•••••

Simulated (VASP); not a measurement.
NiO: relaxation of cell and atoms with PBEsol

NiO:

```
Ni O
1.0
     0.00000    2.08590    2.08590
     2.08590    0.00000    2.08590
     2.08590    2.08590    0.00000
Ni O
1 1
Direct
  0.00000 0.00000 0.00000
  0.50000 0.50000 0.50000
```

•••••

» **Activity**
Retype the listing from above, matching it exactly.

» **Reply**
Simulated (VASP); not a measurement.
NiO: relaxation of cell and atoms with PBEsol

NiO:

```
Ni O
1.0
     0.00000    2.08590    2.08590
     2.08590    0.00000    2.08590
     2.08590    2.08590    0.00000
Ni O
1 1
Direct
  0.00000 0.00000 0.00000
  0.50000 0.50000 0.50000
```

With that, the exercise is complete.